Data under study:
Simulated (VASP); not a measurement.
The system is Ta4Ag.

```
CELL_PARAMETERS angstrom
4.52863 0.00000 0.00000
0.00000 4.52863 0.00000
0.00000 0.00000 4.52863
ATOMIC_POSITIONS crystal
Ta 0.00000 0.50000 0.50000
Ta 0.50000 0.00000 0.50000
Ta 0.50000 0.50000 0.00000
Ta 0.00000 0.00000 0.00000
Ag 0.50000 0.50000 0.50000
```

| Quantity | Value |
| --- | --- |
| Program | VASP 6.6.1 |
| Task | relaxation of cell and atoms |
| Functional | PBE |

Required action: Set down the records again in full. Match them exactly.

Exercise solution:
Simulated (VASP); not a measurement.
The system is Ta4Ag.

```
CELL_PARAMETERS angstrom
4.52863 0.00000 0.00000
0.00000 4.52863 0.00000
0.00000 0.00000 4.52863
ATOMIC_POSITIONS crystal
Ta 0.00000 0.50000 0.50000
Ta 0.50000 0.00000 0.50000
Ta 0.50000 0.50000 0.00000
Ta 0.00000 0.00000 0.00000
Ag 0.50000 0.50000 0.50000
```

| Quantity | Value |
| --- | --- |
| Program | VASP 6.6.1 |
| Task | relaxation of cell and atoms |
| Functional | PBE |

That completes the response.